- Action item
A word-for-word transcription of the records is required.

═══ Entries supplied
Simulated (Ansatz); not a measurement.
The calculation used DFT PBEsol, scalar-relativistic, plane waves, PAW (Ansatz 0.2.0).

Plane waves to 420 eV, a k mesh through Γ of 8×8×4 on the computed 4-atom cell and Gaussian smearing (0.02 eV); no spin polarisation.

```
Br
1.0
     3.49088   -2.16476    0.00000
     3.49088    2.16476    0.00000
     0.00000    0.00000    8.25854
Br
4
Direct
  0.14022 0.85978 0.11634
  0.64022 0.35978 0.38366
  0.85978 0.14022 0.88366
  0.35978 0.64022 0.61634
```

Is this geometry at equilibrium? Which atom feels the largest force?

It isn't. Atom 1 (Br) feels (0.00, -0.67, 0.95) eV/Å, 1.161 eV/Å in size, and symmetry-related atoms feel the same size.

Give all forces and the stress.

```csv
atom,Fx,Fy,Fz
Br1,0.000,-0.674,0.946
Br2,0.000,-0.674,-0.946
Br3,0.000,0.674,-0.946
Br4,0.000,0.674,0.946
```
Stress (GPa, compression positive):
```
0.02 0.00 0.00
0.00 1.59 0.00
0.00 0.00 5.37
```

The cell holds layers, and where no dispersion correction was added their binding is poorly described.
══════

- Your response
Simulated (Ansatz); not a measurement.
The calculation used DFT PBEsol, scalar-relativistic, plane waves, PAW (Ansatz 0.2.0).

Plane waves to 420 eV, a k mesh through Γ of 8×8×4 on the computed 4-atom cell and Gaussian smearing (0.02 eV); no spin polarisation.

```
Br
1.0
     3.49088   -2.16476    0.00000
     3.49088    2.16476    0.00000
     0.00000    0.00000    8.25854
Br
4
Direct
  0.14022 0.85978 0.11634
  0.64022 0.35978 0.38366
  0.85978 0.14022 0.88366
  0.35978 0.64022 0.61634
```

Is this geometry at equilibrium? Which atom feels the largest force?

It isn't. Atom 1 (Br) feels (0.00, -0.67, 0.95) eV/Å, 1.161 eV/Å in size, and symmetry-related atoms feel the same size.

Give all forces and the stress.

```csv
atom,Fx,Fy,Fz
Br1,0.000,-0.674,0.946
Br2,0.000,-0.674,-0.946
Br3,0.000,0.674,-0.946
Br4,0.000,0.674,0.946
```
Stress (GPa, compression positive):
```
0.02 0.00 0.00
0.00 1.59 0.00
0.00 0.00 5.37
```

The cell holds layers, and where no dispersion correction was added their binding is poorly described.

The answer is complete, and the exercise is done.